### Requirement
What you give back should match the entries below character for character.

### Input data
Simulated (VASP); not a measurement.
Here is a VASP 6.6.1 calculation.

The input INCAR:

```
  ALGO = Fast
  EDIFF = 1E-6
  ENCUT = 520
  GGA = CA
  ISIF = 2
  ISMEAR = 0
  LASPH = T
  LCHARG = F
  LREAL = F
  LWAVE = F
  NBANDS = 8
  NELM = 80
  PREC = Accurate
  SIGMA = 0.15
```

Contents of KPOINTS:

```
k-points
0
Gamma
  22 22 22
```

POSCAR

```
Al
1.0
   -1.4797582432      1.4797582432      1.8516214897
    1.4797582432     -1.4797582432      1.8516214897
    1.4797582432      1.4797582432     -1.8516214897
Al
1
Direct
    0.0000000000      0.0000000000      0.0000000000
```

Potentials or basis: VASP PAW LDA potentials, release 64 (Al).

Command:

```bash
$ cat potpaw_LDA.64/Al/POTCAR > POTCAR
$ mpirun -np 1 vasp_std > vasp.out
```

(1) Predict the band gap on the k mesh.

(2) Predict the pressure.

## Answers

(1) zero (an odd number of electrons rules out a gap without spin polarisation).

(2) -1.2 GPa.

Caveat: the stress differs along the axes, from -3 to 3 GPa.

### Task output
Simulated (VASP); not a measurement.
Here is a VASP 6.6.1 calculation.

The input INCAR:

```
  ALGO = Fast
  EDIFF = 1E-6
  ENCUT = 520
  GGA = CA
  ISIF = 2
  ISMEAR = 0
  LASPH = T
  LCHARG = F
  LREAL = F
  LWAVE = F
  NBANDS = 8
  NELM = 80
  PREC = Accurate
  SIGMA = 0.15
```

Contents of KPOINTS:

```
k-points
0
Gamma
  22 22 22
```

POSCAR

```
Al
1.0
   -1.4797582432      1.4797582432      1.8516214897
    1.4797582432     -1.4797582432      1.8516214897
    1.4797582432      1.4797582432     -1.8516214897
Al
1
Direct
    0.0000000000      0.0000000000      0.0000000000
```

Potentials or basis: VASP PAW LDA potentials, release 64 (Al).

Command:

```bash
$ cat potpaw_LDA.64/Al/POTCAR > POTCAR
$ mpirun -np 1 vasp_std > vasp.out
```

(1) Predict the band gap on the k mesh.

(2) Predict the pressure.

## Answers

(1) zero (an odd number of electrons rules out a gap without spin polarisation).

(2) -1.2 GPa.

Caveat: the stress differs along the axes, from -3 to 3 GPa.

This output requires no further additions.